╭─ SUPPLIED INFORMATION

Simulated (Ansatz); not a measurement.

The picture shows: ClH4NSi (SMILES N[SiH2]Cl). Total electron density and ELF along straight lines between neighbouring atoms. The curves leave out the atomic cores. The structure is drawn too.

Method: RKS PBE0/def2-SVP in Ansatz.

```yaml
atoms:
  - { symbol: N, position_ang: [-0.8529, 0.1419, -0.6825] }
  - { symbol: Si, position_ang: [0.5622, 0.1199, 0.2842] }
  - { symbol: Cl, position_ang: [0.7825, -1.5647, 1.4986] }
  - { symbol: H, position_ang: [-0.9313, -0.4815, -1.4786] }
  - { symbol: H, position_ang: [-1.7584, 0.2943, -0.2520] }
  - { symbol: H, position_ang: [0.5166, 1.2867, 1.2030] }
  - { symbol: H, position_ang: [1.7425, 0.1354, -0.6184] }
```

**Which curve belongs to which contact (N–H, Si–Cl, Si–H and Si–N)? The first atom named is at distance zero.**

╰─

Copy the whole listing above once more, character for character.

Simulated (Ansatz); not a measurement.

The picture shows: ClH4NSi (SMILES N[SiH2]Cl). Total electron density and ELF along straight lines between neighbouring atoms. The curves leave out the atomic cores. The structure is drawn too.

Method: RKS PBE0/def2-SVP in Ansatz.

```yaml
atoms:
  - { symbol: N, position_ang: [-0.8529, 0.1419, -0.6825] }
  - { symbol: Si, position_ang: [0.5622, 0.1199, 0.2842] }
  - { symbol: Cl, position_ang: [0.7825, -1.5647, 1.4986] }
  - { symbol: H, position_ang: [-0.9313, -0.4815, -1.4786] }
  - { symbol: H, position_ang: [-1.7584, 0.2943, -0.2520] }
  - { symbol: H, position_ang: [0.5166, 1.2867, 1.2030] }
  - { symbol: H, position_ang: [1.7425, 0.1354, -0.6184] }
```

**Which curve belongs to which contact (N–H, Si–Cl, Si–H and Si–N)? The first atom named is at distance zero.**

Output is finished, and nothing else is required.